━━━━━━━━━━━━━━━━

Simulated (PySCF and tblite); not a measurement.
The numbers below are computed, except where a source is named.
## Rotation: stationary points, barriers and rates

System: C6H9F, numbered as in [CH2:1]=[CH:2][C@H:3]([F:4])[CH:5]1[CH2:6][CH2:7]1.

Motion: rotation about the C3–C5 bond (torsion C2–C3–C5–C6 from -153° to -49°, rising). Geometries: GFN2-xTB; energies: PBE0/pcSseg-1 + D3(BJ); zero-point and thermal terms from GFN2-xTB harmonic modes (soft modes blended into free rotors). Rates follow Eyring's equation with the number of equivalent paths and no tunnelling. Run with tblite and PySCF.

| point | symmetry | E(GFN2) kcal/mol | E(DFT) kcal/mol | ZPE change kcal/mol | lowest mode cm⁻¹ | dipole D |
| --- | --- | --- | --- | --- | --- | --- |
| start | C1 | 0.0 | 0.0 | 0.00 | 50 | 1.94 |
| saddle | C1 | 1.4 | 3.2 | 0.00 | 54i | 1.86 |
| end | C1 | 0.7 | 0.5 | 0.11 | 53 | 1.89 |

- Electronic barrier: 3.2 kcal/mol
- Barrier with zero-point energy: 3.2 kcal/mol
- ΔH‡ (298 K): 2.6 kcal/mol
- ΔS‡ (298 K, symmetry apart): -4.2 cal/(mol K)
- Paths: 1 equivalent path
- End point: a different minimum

━━━━━━━━━━━━━━━━

Repeat every line of the data precisely.

#### [EXERCISE RESULT]
Simulated (PySCF and tblite); not a measurement.
The numbers below are computed, except where a source is named.
## Rotation: stationary points, barriers and rates

System: C6H9F, numbered as in [CH2:1]=[CH:2][C@H:3]([F:4])[CH:5]1[CH2:6][CH2:7]1.

Motion: rotation about the C3–C5 bond (torsion C2–C3–C5–C6 from -153° to -49°, rising). Geometries: GFN2-xTB; energies: PBE0/pcSseg-1 + D3(BJ); zero-point and thermal terms from GFN2-xTB harmonic modes (soft modes blended into free rotors). Rates follow Eyring's equation with the number of equivalent paths and no tunnelling. Run with tblite and PySCF.

| point | symmetry | E(GFN2) kcal/mol | E(DFT) kcal/mol | ZPE change kcal/mol | lowest mode cm⁻¹ | dipole D |
| --- | --- | --- | --- | --- | --- | --- |
| start | C1 | 0.0 | 0.0 | 0.00 | 50 | 1.94 |
| saddle | C1 | 1.4 | 3.2 | 0.00 | 54i | 1.86 |
| end | C1 | 0.7 | 0.5 | 0.11 | 53 | 1.89 |

- Electronic barrier: 3.2 kcal/mol
- Barrier with zero-point energy: 3.2 kcal/mol
- ΔH‡ (298 K): 2.6 kcal/mol
- ΔS‡ (298 K, symmetry apart): -4.2 cal/(mol K)
- Paths: 1 equivalent path
- End point: a different minimum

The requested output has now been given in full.